RAW DATA –
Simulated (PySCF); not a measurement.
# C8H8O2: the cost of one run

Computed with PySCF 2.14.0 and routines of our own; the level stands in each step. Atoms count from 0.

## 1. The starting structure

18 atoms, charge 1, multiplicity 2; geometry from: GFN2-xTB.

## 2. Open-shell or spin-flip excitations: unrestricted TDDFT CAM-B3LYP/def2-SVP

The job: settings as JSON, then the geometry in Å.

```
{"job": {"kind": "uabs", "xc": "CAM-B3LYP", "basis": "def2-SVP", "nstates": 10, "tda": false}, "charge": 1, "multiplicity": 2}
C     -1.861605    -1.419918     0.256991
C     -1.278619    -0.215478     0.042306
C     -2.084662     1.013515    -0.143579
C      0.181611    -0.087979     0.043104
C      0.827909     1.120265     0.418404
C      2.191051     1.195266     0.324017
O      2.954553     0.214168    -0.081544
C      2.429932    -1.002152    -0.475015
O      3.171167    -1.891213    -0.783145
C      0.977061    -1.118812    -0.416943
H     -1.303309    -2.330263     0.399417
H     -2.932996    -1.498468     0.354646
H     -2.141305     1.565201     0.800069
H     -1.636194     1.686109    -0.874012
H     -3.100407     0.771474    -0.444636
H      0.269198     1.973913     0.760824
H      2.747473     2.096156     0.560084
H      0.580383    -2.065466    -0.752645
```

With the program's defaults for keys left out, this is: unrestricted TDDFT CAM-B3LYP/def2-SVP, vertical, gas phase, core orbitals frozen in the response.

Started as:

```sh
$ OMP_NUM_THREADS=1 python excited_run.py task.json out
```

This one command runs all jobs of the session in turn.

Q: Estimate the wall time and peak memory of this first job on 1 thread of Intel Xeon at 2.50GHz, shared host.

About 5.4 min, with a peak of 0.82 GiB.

ACTIVITY –
Write out word for word only the lines from the start of the entries down to the line with "18 atoms, charge", please, including both ends.

ANSWER AREA –
Simulated (PySCF); not a measurement.
# C8H8O2: the cost of one run

Computed with PySCF 2.14.0 and routines of our own; the level stands in each step. Atoms count from 0.

## 1. The starting structure

18 atoms, charge 1, multiplicity 2; geometry from: GFN2-xTB.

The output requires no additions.